Repeat every record below exactly as written.

BEGIN GIVEN DATA
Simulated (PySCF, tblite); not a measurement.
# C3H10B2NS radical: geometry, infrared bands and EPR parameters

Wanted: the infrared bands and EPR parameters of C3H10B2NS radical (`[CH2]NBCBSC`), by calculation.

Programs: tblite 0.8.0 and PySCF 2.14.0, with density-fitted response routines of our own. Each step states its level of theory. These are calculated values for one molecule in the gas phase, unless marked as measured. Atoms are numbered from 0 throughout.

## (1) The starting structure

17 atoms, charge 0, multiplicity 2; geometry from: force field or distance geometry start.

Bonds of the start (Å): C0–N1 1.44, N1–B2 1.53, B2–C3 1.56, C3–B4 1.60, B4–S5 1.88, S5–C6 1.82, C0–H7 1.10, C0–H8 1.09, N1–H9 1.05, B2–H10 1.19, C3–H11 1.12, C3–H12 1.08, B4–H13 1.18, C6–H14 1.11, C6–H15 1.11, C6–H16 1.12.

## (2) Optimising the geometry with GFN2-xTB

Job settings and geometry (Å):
END GIVEN DATA

» **TASK OUTPUT**
Simulated (PySCF, tblite); not a measurement.
# C3H10B2NS radical: geometry, infrared bands and EPR parameters

Wanted: the infrared bands and EPR parameters of C3H10B2NS radical (`[CH2]NBCBSC`), by calculation.

Programs: tblite 0.8.0 and PySCF 2.14.0, with density-fitted response routines of our own. Each step states its level of theory. These are calculated values for one molecule in the gas phase, unless marked as measured. Atoms are numbered from 0 throughout.

## (1) The starting structure

17 atoms, charge 0, multiplicity 2; geometry from: force field or distance geometry start.

Bonds of the start (Å): C0–N1 1.44, N1–B2 1.53, B2–C3 1.56, C3–B4 1.60, B4–S5 1.88, S5–C6 1.82, C0–H7 1.10, C0–H8 1.09, N1–H9 1.05, B2–H10 1.19, C3–H11 1.12, C3–H12 1.08, B4–H13 1.18, C6–H14 1.11, C6–H15 1.11, C6–H16 1.12.

## (2) Optimising the geometry with GFN2-xTB

Job settings and geometry (Å):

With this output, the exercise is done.